= Given entries =
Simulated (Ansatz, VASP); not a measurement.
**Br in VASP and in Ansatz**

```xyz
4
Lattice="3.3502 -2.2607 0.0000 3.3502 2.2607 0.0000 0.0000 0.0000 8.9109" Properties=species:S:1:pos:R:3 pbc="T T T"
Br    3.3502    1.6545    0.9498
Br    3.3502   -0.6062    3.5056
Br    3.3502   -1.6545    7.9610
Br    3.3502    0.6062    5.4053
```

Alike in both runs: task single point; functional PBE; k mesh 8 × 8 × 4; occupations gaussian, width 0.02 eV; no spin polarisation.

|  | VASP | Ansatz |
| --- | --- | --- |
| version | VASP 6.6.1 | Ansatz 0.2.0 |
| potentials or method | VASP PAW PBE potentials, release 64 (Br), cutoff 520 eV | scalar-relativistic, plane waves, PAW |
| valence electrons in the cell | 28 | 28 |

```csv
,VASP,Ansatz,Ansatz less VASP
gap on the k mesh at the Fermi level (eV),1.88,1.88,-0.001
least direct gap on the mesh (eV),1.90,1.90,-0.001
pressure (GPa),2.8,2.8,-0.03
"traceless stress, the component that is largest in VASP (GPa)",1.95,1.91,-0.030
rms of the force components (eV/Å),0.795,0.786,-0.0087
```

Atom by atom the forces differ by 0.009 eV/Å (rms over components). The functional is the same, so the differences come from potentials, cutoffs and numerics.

= Assignment =
What is needed is every line from the start of the entries through the line containing "Ansatz 0.2.0 |", returned word for word and nothing else.

= Task response =
Simulated (Ansatz, VASP); not a measurement.
**Br in VASP and in Ansatz**

```xyz
4
Lattice="3.3502 -2.2607 0.0000 3.3502 2.2607 0.0000 0.0000 0.0000 8.9109" Properties=species:S:1:pos:R:3 pbc="T T T"
Br    3.3502    1.6545    0.9498
Br    3.3502   -0.6062    3.5056
Br    3.3502   -1.6545    7.9610
Br    3.3502    0.6062    5.4053
```

Alike in both runs: task single point; functional PBE; k mesh 8 × 8 × 4; occupations gaussian, width 0.02 eV; no spin polarisation.

|  | VASP | Ansatz |
| --- | --- | --- |
| version | VASP 6.6.1 | Ansatz 0.2.0 |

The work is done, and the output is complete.